Would you repeat each line below precisely as it stands?

━━━━━━━━━━━━━━━━━━━━
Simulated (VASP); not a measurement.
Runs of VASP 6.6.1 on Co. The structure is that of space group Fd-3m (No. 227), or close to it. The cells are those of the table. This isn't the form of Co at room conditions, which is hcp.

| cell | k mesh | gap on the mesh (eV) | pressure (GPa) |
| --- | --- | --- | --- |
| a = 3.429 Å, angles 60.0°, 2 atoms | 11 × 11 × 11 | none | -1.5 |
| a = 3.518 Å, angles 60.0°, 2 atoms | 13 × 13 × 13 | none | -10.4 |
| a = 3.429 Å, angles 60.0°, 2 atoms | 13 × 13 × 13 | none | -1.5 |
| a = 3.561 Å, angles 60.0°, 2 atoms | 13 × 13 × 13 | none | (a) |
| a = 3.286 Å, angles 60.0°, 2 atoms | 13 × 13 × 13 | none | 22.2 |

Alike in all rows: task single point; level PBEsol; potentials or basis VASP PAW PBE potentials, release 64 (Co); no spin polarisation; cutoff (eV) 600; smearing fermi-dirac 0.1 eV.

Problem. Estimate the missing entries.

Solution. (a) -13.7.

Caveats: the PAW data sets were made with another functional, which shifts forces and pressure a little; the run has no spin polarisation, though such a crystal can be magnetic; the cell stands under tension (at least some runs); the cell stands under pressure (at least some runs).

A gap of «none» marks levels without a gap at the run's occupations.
━━━━━━━━━━━━━━━━━━━━

» **Task response**
Simulated (VASP); not a measurement.
Runs of VASP 6.6.1 on Co. The structure is that of space group Fd-3m (No. 227), or close to it. The cells are those of the table. This isn't the form of Co at room conditions, which is hcp.

| cell | k mesh | gap on the mesh (eV) | pressure (GPa) |
| --- | --- | --- | --- |
| a = 3.429 Å, angles 60.0°, 2 atoms | 11 × 11 × 11 | none | -1.5 |
| a = 3.518 Å, angles 60.0°, 2 atoms | 13 × 13 × 13 | none | -10.4 |
| a = 3.429 Å, angles 60.0°, 2 atoms | 13 × 13 × 13 | none | -1.5 |
| a = 3.561 Å, angles 60.0°, 2 atoms | 13 × 13 × 13 | none | (a) |
| a = 3.286 Å, angles 60.0°, 2 atoms | 13 × 13 × 13 | none | 22.2 |

Alike in all rows: task single point; level PBEsol; potentials or basis VASP PAW PBE potentials, release 64 (Co); no spin polarisation; cutoff (eV) 600; smearing fermi-dirac 0.1 eV.

Problem. Estimate the missing entries.

Solution. (a) -13.7.

Caveats: the PAW data sets were made with another functional, which shifts forces and pressure a little; the run has no spin polarisation, though such a crystal can be magnetic; the cell stands under tension (at least some runs); the cell stands under pressure (at least some runs).

A gap of «none» marks levels without a gap at the run's occupations.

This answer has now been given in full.